(Work order) Write each line again exactly as it is, from the opening line of the records below through the one containing "C2H9ClSi3, SMILES C=C(Cl)[SiH2][SiH2][SiH3].", and add nothing.

§

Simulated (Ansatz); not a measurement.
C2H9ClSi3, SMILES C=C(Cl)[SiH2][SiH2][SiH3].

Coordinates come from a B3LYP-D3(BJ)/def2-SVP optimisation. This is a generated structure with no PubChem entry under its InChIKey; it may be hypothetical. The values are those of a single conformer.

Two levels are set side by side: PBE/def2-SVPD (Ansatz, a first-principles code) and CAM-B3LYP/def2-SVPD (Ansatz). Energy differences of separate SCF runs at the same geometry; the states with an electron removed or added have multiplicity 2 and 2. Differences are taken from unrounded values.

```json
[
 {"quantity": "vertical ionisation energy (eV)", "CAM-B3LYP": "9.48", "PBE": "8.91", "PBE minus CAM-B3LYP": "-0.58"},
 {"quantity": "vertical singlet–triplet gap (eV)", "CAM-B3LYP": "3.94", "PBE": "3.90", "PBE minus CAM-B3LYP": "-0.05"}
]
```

§

(Task output)
Simulated (Ansatz); not a measurement.
C2H9ClSi3, SMILES C=C(Cl)[SiH2][SiH2][SiH3].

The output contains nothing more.